• _REQUIREMENT_:
Every single line below has to be printed once more, exactly.

**** EXTRACTED MATERIAL ****

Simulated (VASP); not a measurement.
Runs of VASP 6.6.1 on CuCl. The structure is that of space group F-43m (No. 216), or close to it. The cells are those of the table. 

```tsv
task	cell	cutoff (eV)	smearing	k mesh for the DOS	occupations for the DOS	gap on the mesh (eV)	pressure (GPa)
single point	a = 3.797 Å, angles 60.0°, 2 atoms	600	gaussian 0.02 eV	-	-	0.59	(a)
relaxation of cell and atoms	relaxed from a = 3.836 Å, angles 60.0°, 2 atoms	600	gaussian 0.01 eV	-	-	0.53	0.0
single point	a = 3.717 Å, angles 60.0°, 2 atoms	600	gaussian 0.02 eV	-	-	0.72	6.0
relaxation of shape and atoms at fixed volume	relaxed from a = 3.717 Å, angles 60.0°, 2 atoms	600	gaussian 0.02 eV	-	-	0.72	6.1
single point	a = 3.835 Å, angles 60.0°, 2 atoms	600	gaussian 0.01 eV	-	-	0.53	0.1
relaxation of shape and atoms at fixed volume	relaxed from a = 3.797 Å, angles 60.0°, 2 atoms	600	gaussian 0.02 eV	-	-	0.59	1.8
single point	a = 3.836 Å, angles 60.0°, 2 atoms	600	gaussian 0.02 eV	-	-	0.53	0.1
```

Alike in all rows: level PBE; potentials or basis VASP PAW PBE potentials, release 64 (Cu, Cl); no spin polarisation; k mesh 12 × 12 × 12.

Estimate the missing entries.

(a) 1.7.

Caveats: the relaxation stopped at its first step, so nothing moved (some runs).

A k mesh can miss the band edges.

****

• _WRITTEN ANSWER_:
Simulated (VASP); not a measurement.
Runs of VASP 6.6.1 on CuCl. The structure is that of space group F-43m (No. 216), or close to it. The cells are those of the table. 

```tsv
task	cell	cutoff (eV)	smearing	k mesh for the DOS	occupations for the DOS	gap on the mesh (eV)	pressure (GPa)
single point	a = 3.797 Å, angles 60.0°, 2 atoms	600	gaussian 0.02 eV	-	-	0.59	(a)
relaxation of cell and atoms	relaxed from a = 3.836 Å, angles 60.0°, 2 atoms	600	gaussian 0.01 eV	-	-	0.53	0.0
single point	a = 3.717 Å, angles 60.0°, 2 atoms	600	gaussian 0.02 eV	-	-	0.72	6.0
relaxation of shape and atoms at fixed volume	relaxed from a = 3.717 Å, angles 60.0°, 2 atoms	600	gaussian 0.02 eV	-	-	0.72	6.1
single point	a = 3.835 Å, angles 60.0°, 2 atoms	600	gaussian 0.01 eV	-	-	0.53	0.1
relaxation of shape and atoms at fixed volume	relaxed from a = 3.797 Å, angles 60.0°, 2 atoms	600	gaussian 0.02 eV	-	-	0.59	1.8
single point	a = 3.836 Å, angles 60.0°, 2 atoms	600	gaussian 0.02 eV	-	-	0.53	0.1
```

Alike in all rows: level PBE; potentials or basis VASP PAW PBE potentials, release 64 (Cu, Cl); no spin polarisation; k mesh 12 × 12 × 12.

Estimate the missing entries.

(a) 1.7.

Caveats: the relaxation stopped at its first step, so nothing moved (some runs).

A k mesh can miss the band edges.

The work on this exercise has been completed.